With every line kept intact, print the entries that appear below.

[INFORMATION SHOWN Boundary: Start]
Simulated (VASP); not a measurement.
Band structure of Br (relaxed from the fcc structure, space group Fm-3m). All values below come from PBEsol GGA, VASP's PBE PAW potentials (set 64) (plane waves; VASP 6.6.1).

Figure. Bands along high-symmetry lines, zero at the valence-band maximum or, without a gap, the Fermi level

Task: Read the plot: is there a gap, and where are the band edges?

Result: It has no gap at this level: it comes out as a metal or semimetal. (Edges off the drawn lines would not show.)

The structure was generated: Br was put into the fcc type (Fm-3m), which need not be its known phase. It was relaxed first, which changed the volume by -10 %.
[INFORMATION SHOWN Boundary: End]

### REPLY:
Simulated (VASP); not a measurement.
Band structure of Br (relaxed from the fcc structure, space group Fm-3m). All values below come from PBEsol GGA, VASP's PBE PAW potentials (set 64) (plane waves; VASP 6.6.1).

Figure. Bands along high-symmetry lines, zero at the valence-band maximum or, without a gap, the Fermi level

Task: Read the plot: is there a gap, and where are the band edges?

Result: It has no gap at this level: it comes out as a metal or semimetal. (Edges off the drawn lines would not show.)

The structure was generated: Br was put into the fcc type (Fm-3m), which need not be its known phase. It was relaxed first, which changed the volume by -10 %.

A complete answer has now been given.